* [Action item]: Output must match the data below exactly from its first line through the line that contains "-0.140 | 4.9 |", with no other line.

____________________

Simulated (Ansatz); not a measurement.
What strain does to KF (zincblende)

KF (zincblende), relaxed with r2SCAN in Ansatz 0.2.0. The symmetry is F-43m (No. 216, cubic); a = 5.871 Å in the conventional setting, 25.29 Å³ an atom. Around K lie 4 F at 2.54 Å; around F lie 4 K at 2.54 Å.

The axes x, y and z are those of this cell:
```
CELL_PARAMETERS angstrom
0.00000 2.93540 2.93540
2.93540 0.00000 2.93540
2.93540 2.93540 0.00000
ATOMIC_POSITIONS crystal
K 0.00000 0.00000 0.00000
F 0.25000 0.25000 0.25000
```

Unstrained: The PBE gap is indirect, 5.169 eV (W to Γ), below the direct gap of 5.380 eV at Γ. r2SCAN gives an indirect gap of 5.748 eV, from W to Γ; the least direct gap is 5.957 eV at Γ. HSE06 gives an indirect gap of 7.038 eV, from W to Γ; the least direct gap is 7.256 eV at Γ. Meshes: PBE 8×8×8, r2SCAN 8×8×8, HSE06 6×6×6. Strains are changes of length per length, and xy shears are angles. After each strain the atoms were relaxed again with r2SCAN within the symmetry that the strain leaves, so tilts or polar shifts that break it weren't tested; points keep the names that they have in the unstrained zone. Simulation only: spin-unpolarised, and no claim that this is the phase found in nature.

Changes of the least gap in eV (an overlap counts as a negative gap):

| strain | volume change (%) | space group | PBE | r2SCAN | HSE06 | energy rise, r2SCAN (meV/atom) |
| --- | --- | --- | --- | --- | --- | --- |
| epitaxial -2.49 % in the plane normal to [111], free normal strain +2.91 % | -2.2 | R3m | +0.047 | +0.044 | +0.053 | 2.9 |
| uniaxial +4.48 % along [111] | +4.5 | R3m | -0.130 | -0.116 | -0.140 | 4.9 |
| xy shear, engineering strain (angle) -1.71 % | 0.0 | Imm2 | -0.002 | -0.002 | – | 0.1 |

____________________

* [Task solution]:
Simulated (Ansatz); not a measurement.
What strain does to KF (zincblende)

KF (zincblende), relaxed with r2SCAN in Ansatz 0.2.0. The symmetry is F-43m (No. 216, cubic); a = 5.871 Å in the conventional setting, 25.29 Å³ an atom. Around K lie 4 F at 2.54 Å; around F lie 4 K at 2.54 Å.

The axes x, y and z are those of this cell:
```
CELL_PARAMETERS angstrom
0.00000 2.93540 2.93540
2.93540 0.00000 2.93540
2.93540 2.93540 0.00000
ATOMIC_POSITIONS crystal
K 0.00000 0.00000 0.00000
F 0.25000 0.25000 0.25000
```

Unstrained: The PBE gap is indirect, 5.169 eV (W to Γ), below the direct gap of 5.380 eV at Γ. r2SCAN gives an indirect gap of 5.748 eV, from W to Γ; the least direct gap is 5.957 eV at Γ. HSE06 gives an indirect gap of 7.038 eV, from W to Γ; the least direct gap is 7.256 eV at Γ. Meshes: PBE 8×8×8, r2SCAN 8×8×8, HSE06 6×6×6. Strains are changes of length per length, and xy shears are angles. After each strain the atoms were relaxed again with r2SCAN within the symmetry that the strain leaves, so tilts or polar shifts that break it weren't tested; points keep the names that they have in the unstrained zone. Simulation only: spin-unpolarised, and no claim that this is the phase found in nature.

Changes of the least gap in eV (an overlap counts as a negative gap):

| strain | volume change (%) | space group | PBE | r2SCAN | HSE06 | energy rise, r2SCAN (meV/atom) |
| --- | --- | --- | --- | --- | --- | --- |
| epitaxial -2.49 % in the plane normal to [111], free normal strain +2.91 % | -2.2 | R3m | +0.047 | +0.044 | +0.053 | 2.9 |
| uniaxial +4.48 % along [111] | +4.5 | R3m | -0.130 | -0.116 | -0.140 | 4.9 |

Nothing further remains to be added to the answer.